● **Information provided**:
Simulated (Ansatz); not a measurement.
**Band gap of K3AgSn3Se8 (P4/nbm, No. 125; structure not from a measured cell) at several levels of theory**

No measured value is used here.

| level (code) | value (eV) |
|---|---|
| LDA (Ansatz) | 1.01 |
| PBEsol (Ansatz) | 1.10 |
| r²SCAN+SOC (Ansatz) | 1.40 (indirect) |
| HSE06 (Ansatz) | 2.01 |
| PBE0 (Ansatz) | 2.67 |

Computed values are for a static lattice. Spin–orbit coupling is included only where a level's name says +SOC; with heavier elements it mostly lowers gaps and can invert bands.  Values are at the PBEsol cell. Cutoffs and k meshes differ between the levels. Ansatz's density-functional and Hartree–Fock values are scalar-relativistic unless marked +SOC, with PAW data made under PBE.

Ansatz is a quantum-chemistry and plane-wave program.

● **Work request**: Write out a verbatim copy of the data, beginning with its first line and ending with the line that contains "Computed values are".

● **Written response**:
Simulated (Ansatz); not a measurement.
**Band gap of K3AgSn3Se8 (P4/nbm, No. 125; structure not from a measured cell) at several levels of theory**

No measured value is used here.

| level (code) | value (eV) |
|---|---|
| LDA (Ansatz) | 1.01 |
| PBEsol (Ansatz) | 1.10 |
| r²SCAN+SOC (Ansatz) | 1.40 (indirect) |
| HSE06 (Ansatz) | 2.01 |
| PBE0 (Ansatz) | 2.67 |

Computed values are for a static lattice. Spin–orbit coupling is included only where a level's name says +SOC; with heavier elements it mostly lowers gaps and can invert bands.  Values are at the PBEsol cell. Cutoffs and k meshes differ between the levels. Ansatz's density-functional and Hartree–Fock values are scalar-relativistic unless marked +SOC, with PAW data made under PBE.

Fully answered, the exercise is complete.